### WORK ORDER:
Please take the entries below from the first line through the line containing "Task: The run" and repeat them exactly, leaving out everything after.

'''
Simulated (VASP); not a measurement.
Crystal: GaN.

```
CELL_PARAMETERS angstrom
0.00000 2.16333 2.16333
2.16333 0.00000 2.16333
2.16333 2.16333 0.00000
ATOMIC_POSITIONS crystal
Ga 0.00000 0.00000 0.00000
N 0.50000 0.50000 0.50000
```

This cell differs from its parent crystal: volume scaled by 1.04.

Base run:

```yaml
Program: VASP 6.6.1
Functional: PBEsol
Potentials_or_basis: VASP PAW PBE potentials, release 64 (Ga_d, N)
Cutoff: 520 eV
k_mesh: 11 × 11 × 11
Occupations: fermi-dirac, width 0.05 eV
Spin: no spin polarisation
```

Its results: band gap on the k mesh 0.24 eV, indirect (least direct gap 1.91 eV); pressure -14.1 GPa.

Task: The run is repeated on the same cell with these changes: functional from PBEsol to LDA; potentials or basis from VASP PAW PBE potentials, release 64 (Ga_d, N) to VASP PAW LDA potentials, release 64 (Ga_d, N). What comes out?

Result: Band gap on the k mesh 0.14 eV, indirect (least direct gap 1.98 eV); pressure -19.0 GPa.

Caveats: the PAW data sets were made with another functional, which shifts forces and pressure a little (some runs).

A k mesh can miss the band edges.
'''

### RESULT:
Simulated (VASP); not a measurement.
Crystal: GaN.

```
CELL_PARAMETERS angstrom
0.00000 2.16333 2.16333
2.16333 0.00000 2.16333
2.16333 2.16333 0.00000
ATOMIC_POSITIONS crystal
Ga 0.00000 0.00000 0.00000
N 0.50000 0.50000 0.50000
```

This cell differs from its parent crystal: volume scaled by 1.04.

Base run:

```yaml
Program: VASP 6.6.1
Functional: PBEsol
Potentials_or_basis: VASP PAW PBE potentials, release 64 (Ga_d, N)
Cutoff: 520 eV
k_mesh: 11 × 11 × 11
Occupations: fermi-dirac, width 0.05 eV
Spin: no spin polarisation
```

Its results: band gap on the k mesh 0.24 eV, indirect (least direct gap 1.91 eV); pressure -14.1 GPa.

Task: The run is repeated on the same cell with these changes: functional from PBEsol to LDA; potentials or basis from VASP PAW PBE potentials, release 64 (Ga_d, N) to VASP PAW LDA potentials, release 64 (Ga_d, N). What comes out?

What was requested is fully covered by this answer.